◆ ◆ ◆ ◆ ◆

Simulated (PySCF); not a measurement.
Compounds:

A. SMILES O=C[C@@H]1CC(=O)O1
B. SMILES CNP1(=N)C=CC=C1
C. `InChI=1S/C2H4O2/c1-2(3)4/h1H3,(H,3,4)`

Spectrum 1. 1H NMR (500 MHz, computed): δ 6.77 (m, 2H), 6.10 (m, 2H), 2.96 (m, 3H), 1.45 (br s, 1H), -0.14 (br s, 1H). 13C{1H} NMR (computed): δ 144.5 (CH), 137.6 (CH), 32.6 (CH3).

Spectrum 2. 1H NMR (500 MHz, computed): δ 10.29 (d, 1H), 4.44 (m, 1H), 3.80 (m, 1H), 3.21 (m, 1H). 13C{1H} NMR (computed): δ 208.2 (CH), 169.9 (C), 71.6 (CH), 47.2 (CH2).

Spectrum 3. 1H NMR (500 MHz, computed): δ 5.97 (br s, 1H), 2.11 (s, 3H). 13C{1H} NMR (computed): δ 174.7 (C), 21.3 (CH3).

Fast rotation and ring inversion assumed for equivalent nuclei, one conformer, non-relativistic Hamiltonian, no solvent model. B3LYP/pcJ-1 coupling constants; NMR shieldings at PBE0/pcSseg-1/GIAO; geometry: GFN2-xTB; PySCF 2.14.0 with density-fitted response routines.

◆ ◆ ◆ ◆ ◆

[WORK REQUEST]: Would you write out the listing above exactly, in full?

[WRITTEN REPLY]:
Simulated (PySCF); not a measurement.
Compounds:

A. SMILES O=C[C@@H]1CC(=O)O1
B. SMILES CNP1(=N)C=CC=C1
C. `InChI=1S/C2H4O2/c1-2(3)4/h1H3,(H,3,4)`

Spectrum 1. 1H NMR (500 MHz, computed): δ 6.77 (m, 2H), 6.10 (m, 2H), 2.96 (m, 3H), 1.45 (br s, 1H), -0.14 (br s, 1H). 13C{1H} NMR (computed): δ 144.5 (CH), 137.6 (CH), 32.6 (CH3).

Spectrum 2. 1H NMR (500 MHz, computed): δ 10.29 (d, 1H), 4.44 (m, 1H), 3.80 (m, 1H), 3.21 (m, 1H). 13C{1H} NMR (computed): δ 208.2 (CH), 169.9 (C), 71.6 (CH), 47.2 (CH2).

Spectrum 3. 1H NMR (500 MHz, computed): δ 5.97 (br s, 1H), 2.11 (s, 3H). 13C{1H} NMR (computed): δ 174.7 (C), 21.3 (CH3).

Fast rotation and ring inversion assumed for equivalent nuclei, one conformer, non-relativistic Hamiltonian, no solvent model. B3LYP/pcJ-1 coupling constants; NMR shieldings at PBE0/pcSseg-1/GIAO; geometry: GFN2-xTB; PySCF 2.14.0 with density-fitted response routines.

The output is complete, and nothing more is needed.